■ WORK ITEM: Reproduce the material that follows, keeping every line exactly as it is.

■ DATA SUPPLIED:
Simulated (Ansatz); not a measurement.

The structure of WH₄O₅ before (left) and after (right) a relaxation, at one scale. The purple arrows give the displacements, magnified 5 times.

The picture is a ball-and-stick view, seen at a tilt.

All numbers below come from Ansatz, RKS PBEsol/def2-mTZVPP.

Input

■ EXERCISE RESPONSE:
Simulated (Ansatz); not a measurement.

The structure of WH₄O₅ before (left) and after (right) a relaxation, at one scale. The purple arrows give the displacements, magnified 5 times.

The picture is a ball-and-stick view, seen at a tilt.

All numbers below come from Ansatz, RKS PBEsol/def2-mTZVPP.

Input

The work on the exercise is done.